> WORK ORDER:
From top to bottom, restate the entries below word for word.

> RECORDS SHOWN:
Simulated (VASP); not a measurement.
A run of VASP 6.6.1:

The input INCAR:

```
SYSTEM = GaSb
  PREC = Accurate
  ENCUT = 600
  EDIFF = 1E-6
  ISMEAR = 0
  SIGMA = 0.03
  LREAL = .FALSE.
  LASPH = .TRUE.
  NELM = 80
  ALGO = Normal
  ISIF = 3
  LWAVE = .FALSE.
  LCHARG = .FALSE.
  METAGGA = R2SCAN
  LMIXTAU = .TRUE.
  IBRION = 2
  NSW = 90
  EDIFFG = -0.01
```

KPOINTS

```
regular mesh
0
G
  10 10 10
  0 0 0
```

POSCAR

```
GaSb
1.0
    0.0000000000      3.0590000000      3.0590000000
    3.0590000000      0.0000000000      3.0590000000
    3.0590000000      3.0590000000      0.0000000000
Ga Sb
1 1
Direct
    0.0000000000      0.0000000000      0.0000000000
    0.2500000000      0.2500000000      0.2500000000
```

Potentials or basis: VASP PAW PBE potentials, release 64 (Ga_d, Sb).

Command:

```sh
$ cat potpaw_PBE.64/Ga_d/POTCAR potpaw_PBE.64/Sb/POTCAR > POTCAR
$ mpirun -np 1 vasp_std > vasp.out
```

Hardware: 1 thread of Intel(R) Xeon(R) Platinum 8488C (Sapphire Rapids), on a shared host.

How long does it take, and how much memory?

> YOUR SOLUTION:
Simulated (VASP); not a measurement.
A run of VASP 6.6.1:

The input INCAR:

```
SYSTEM = GaSb
  PREC = Accurate
  ENCUT = 600
  EDIFF = 1E-6
  ISMEAR = 0
  SIGMA = 0.03
  LREAL = .FALSE.
  LASPH = .TRUE.
  NELM = 80
  ALGO = Normal
  ISIF = 3
  LWAVE = .FALSE.
  LCHARG = .FALSE.
  METAGGA = R2SCAN
  LMIXTAU = .TRUE.
  IBRION = 2
  NSW = 90
  EDIFFG = -0.01
```

KPOINTS

```
regular mesh
0
G
  10 10 10
  0 0 0
```

POSCAR

```
GaSb
1.0
    0.0000000000      3.0590000000      3.0590000000
    3.0590000000      0.0000000000      3.0590000000
    3.0590000000      3.0590000000      0.0000000000
Ga Sb
1 1
Direct
    0.0000000000      0.0000000000      0.0000000000
    0.2500000000      0.2500000000      0.2500000000
```

Potentials or basis: VASP PAW PBE potentials, release 64 (Ga_d, Sb).

Command:

```sh
$ cat potpaw_PBE.64/Ga_d/POTCAR potpaw_PBE.64/Sb/POTCAR > POTCAR
$ mpirun -np 1 vasp_std > vasp.out
```

Hardware: 1 thread of Intel(R) Xeon(R) Platinum 8488C (Sapphire Rapids), on a shared host.

How long does it take, and how much memory?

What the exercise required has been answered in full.